- [Exercise]:
All of the data is to be printed again exactly as it appears.

- [Given entries]:

· · · · · · ·

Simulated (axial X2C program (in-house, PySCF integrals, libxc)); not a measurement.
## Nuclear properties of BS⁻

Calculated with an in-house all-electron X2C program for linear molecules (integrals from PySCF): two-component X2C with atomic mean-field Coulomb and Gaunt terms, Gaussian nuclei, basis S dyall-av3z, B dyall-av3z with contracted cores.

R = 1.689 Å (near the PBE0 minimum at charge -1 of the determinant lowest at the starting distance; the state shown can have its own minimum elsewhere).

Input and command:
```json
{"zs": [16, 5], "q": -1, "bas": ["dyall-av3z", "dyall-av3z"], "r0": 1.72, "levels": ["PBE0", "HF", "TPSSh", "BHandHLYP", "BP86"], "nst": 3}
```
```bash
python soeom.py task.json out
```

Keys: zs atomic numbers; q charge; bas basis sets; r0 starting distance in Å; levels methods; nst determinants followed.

· · · · · · ·

- [Expected answer]:
Simulated (axial X2C program (in-house, PySCF integrals, libxc)); not a measurement.
## Nuclear properties of BS⁻

Calculated with an in-house all-electron X2C program for linear molecules (integrals from PySCF): two-component X2C with atomic mean-field Coulomb and Gaunt terms, Gaussian nuclei, basis S dyall-av3z, B dyall-av3z with contracted cores.

R = 1.689 Å (near the PBE0 minimum at charge -1 of the determinant lowest at the starting distance; the state shown can have its own minimum elsewhere).

Input and command:
```json
{"zs": [16, 5], "q": -1, "bas": ["dyall-av3z", "dyall-av3z"], "r0": 1.72, "levels": ["PBE0", "HF", "TPSSh", "BHandHLYP", "BP86"], "nst": 3}
```
```bash
python soeom.py task.json out
```

Keys: zs atomic numbers; q charge; bas basis sets; r0 starting distance in Å; levels methods; nst determinants followed.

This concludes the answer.